## [Work order]
Return only the lines running from the first line of the listing through the one with "No azeotrope shows between x = 0.05 and 0.95.", unchanged.

[Extracted entries — start]

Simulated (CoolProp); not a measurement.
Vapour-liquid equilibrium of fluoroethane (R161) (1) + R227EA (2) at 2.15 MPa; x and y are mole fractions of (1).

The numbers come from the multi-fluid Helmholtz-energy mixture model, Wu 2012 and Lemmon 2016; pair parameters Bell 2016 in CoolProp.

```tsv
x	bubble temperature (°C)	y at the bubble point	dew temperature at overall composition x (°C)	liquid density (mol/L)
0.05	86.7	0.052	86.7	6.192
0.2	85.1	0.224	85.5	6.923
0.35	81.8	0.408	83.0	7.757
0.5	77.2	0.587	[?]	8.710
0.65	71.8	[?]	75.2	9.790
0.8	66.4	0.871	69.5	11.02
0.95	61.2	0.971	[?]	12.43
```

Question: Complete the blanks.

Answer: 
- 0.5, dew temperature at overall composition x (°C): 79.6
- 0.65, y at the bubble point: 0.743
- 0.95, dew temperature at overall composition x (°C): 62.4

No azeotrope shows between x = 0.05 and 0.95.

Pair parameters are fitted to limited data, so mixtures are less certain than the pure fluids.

[Extracted entries — finish]

## [Answer area]
Simulated (CoolProp); not a measurement.
Vapour-liquid equilibrium of fluoroethane (R161) (1) + R227EA (2) at 2.15 MPa; x and y are mole fractions of (1).

The numbers come from the multi-fluid Helmholtz-energy mixture model, Wu 2012 and Lemmon 2016; pair parameters Bell 2016 in CoolProp.

```tsv
x	bubble temperature (°C)	y at the bubble point	dew temperature at overall composition x (°C)	liquid density (mol/L)
0.05	86.7	0.052	86.7	6.192
0.2	85.1	0.224	85.5	6.923
0.35	81.8	0.408	83.0	7.757
0.5	77.2	0.587	[?]	8.710
0.65	71.8	[?]	75.2	9.790
0.8	66.4	0.871	69.5	11.02
0.95	61.2	0.971	[?]	12.43
```

Question: Complete the blanks.

Answer: 
- 0.5, dew temperature at overall composition x (°C): 79.6
- 0.65, y at the bubble point: 0.743
- 0.95, dew temperature at overall composition x (°C): 62.4

No azeotrope shows between x = 0.05 and 0.95.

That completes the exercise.